### The data
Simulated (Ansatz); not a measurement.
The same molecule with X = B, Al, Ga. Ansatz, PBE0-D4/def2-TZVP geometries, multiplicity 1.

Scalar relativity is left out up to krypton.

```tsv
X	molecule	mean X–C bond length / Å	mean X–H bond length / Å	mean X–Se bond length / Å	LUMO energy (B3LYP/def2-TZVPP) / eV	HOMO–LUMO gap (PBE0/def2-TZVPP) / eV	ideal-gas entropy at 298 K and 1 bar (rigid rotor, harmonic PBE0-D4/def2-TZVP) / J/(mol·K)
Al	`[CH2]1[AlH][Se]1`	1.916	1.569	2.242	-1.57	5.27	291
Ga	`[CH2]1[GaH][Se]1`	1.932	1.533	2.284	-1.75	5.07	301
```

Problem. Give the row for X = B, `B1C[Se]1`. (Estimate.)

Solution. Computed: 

### Assigned task
Here the job is to transcribe the lines from the first line of the data through the line containing "Problem. Give the", inclusive, exactly and with nothing else.

### Task answer
Simulated (Ansatz); not a measurement.
The same molecule with X = B, Al, Ga. Ansatz, PBE0-D4/def2-TZVP geometries, multiplicity 1.

Scalar relativity is left out up to krypton.

```tsv
X	molecule	mean X–C bond length / Å	mean X–H bond length / Å	mean X–Se bond length / Å	LUMO energy (B3LYP/def2-TZVPP) / eV	HOMO–LUMO gap (PBE0/def2-TZVPP) / eV	ideal-gas entropy at 298 K and 1 bar (rigid rotor, harmonic PBE0-D4/def2-TZVP) / J/(mol·K)
Al	`[CH2]1[AlH][Se]1`	1.916	1.569	2.242	-1.57	5.27	291
Ga	`[CH2]1[GaH][Se]1`	1.932	1.533	2.284	-1.75	5.07	301
```

Problem. Give the row for X = B, `B1C[Se]1`. (Estimate.)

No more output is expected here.